ASSIGNED TASK: The whole listing should be given back without any alteration.

─── SUPPLIED DATA

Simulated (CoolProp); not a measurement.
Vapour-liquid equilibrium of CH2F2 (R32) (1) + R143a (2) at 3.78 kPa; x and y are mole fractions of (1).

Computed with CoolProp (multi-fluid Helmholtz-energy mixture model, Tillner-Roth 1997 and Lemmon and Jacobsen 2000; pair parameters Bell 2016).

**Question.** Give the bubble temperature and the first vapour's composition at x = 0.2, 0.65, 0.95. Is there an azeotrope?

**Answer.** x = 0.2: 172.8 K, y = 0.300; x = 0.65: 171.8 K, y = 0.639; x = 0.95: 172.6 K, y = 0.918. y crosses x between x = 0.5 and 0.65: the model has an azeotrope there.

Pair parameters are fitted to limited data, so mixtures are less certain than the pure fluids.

──────

RESPONSE:
Simulated (CoolProp); not a measurement.
Vapour-liquid equilibrium of CH2F2 (R32) (1) + R143a (2) at 3.78 kPa; x and y are mole fractions of (1).

Computed with CoolProp (multi-fluid Helmholtz-energy mixture model, Tillner-Roth 1997 and Lemmon and Jacobsen 2000; pair parameters Bell 2016).

**Question.** Give the bubble temperature and the first vapour's composition at x = 0.2, 0.65, 0.95. Is there an azeotrope?

**Answer.** x = 0.2: 172.8 K, y = 0.300; x = 0.65: 171.8 K, y = 0.639; x = 0.95: 172.6 K, y = 0.918. y crosses x between x = 0.5 and 0.65: the model has an azeotrope there.

Pair parameters are fitted to limited data, so mixtures are less certain than the pure fluids.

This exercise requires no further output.